Extracted entries:
================

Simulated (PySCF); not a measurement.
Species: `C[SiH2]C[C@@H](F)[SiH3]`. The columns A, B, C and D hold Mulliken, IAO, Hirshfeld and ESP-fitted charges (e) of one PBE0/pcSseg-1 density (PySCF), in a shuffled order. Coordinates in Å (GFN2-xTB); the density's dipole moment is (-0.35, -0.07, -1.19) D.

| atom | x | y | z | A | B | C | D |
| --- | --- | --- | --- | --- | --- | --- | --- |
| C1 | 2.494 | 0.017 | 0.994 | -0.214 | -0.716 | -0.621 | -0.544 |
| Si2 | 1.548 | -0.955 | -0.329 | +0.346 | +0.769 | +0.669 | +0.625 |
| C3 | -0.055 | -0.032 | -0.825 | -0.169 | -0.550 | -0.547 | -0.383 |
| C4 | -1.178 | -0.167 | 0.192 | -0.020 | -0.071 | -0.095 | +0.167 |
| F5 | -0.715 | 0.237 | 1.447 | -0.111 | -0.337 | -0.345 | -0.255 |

================

Exercise:
Please repeat every record above word for word.

Exercise solution:
Simulated (PySCF); not a measurement.
Species: `C[SiH2]C[C@@H](F)[SiH3]`. The columns A, B, C and D hold Mulliken, IAO, Hirshfeld and ESP-fitted charges (e) of one PBE0/pcSseg-1 density (PySCF), in a shuffled order. Coordinates in Å (GFN2-xTB); the density's dipole moment is (-0.35, -0.07, -1.19) D.

| atom | x | y | z | A | B | C | D |
| --- | --- | --- | --- | --- | --- | --- | --- |
| C1 | 2.494 | 0.017 | 0.994 | -0.214 | -0.716 | -0.621 | -0.544 |
| Si2 | 1.548 | -0.955 | -0.329 | +0.346 | +0.769 | +0.669 | +0.625 |
| C3 | -0.055 | -0.032 | -0.825 | -0.169 | -0.550 | -0.547 | -0.383 |
| C4 | -1.178 | -0.167 | 0.192 | -0.020 | -0.071 | -0.095 | +0.167 |
| F5 | -0.715 | 0.237 | 1.447 | -0.111 | -0.337 | -0.345 | -0.255 |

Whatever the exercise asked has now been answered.